### DATA EXCERPTS
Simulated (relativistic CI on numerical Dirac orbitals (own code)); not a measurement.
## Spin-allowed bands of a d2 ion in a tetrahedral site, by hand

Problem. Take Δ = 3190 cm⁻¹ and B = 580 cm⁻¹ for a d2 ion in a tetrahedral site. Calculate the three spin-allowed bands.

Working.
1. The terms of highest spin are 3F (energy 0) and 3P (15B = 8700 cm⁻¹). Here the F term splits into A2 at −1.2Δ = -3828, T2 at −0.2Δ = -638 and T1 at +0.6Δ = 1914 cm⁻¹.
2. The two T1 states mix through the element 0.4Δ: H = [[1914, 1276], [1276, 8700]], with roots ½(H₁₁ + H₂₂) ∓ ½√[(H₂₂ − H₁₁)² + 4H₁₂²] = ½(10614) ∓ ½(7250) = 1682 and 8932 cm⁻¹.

### ASSIGNMENT
Every line of the listing should be printed again exactly.

### YOUR RESPONSE
Simulated (relativistic CI on numerical Dirac orbitals (own code)); not a measurement.
## Spin-allowed bands of a d2 ion in a tetrahedral site, by hand

Problem. Take Δ = 3190 cm⁻¹ and B = 580 cm⁻¹ for a d2 ion in a tetrahedral site. Calculate the three spin-allowed bands.

Working.
1. The terms of highest spin are 3F (energy 0) and 3P (15B = 8700 cm⁻¹). Here the F term splits into A2 at −1.2Δ = -3828, T2 at −0.2Δ = -638 and T1 at +0.6Δ = 1914 cm⁻¹.
2. The two T1 states mix through the element 0.4Δ: H = [[1914, 1276], [1276, 8700]], with roots ½(H₁₁ + H₂₂) ∓ ½√[(H₂₂ − H₁₁)² + 4H₁₂²] = ½(10614) ∓ ½(7250) = 1682 and 8932 cm⁻¹.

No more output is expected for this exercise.